Content starts
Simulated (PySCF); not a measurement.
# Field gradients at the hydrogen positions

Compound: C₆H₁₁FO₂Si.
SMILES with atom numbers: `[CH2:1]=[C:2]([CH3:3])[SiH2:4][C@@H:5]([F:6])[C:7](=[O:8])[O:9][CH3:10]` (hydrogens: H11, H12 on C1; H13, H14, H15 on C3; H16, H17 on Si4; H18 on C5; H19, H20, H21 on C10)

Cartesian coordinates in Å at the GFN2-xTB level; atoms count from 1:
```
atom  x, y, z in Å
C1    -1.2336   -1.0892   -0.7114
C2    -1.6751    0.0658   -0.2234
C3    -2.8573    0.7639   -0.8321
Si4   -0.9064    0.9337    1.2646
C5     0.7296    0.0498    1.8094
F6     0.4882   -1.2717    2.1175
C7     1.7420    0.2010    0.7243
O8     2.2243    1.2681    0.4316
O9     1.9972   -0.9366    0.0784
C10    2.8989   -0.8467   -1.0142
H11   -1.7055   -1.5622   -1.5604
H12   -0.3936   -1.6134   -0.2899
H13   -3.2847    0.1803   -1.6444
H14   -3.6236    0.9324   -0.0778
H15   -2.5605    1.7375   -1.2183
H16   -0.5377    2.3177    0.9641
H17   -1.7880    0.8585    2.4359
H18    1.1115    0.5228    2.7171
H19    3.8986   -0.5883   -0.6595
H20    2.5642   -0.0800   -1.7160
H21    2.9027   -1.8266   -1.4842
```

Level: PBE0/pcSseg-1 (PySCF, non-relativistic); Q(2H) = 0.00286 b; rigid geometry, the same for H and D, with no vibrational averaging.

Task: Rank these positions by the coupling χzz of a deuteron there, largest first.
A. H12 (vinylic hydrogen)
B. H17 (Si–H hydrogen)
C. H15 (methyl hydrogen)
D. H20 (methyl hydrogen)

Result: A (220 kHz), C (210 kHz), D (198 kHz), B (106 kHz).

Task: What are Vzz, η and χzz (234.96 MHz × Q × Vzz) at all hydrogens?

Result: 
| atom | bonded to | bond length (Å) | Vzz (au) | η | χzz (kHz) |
Content ends

• **Assigned task**
Return only the lines from the beginning of the material up to and including the line with "SMILES with atom", exactly as written.

• **Response box**
Simulated (PySCF); not a measurement.
# Field gradients at the hydrogen positions

Compound: C₆H₁₁FO₂Si.
SMILES with atom numbers: `[CH2:1]=[C:2]([CH3:3])[SiH2:4][C@@H:5]([F:6])[C:7](=[O:8])[O:9][CH3:10]` (hydrogens: H11, H12 on C1; H13, H14, H15 on C3; H16, H17 on Si4; H18 on C5; H19, H20, H21 on C10)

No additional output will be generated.